What follows is a set of records; copy all of it exactly.

DATA SECTION START
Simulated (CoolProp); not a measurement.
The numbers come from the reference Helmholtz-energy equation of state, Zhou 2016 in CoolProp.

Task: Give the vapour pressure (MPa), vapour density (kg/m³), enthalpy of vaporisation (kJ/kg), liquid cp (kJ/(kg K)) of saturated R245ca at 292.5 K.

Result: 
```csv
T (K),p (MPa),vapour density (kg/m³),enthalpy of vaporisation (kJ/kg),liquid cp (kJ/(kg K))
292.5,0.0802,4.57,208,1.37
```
DATA SECTION END

▸ EXERCISE SOLUTION:
Simulated (CoolProp); not a measurement.
The numbers come from the reference Helmholtz-energy equation of state, Zhou 2016 in CoolProp.

Task: Give the vapour pressure (MPa), vapour density (kg/m³), enthalpy of vaporisation (kJ/kg), liquid cp (kJ/(kg K)) of saturated R245ca at 292.5 K.

Result: 
```csv
T (K),p (MPa),vapour density (kg/m³),enthalpy of vaporisation (kJ/kg),liquid cp (kJ/(kg K))
292.5,0.0802,4.57,208,1.37
```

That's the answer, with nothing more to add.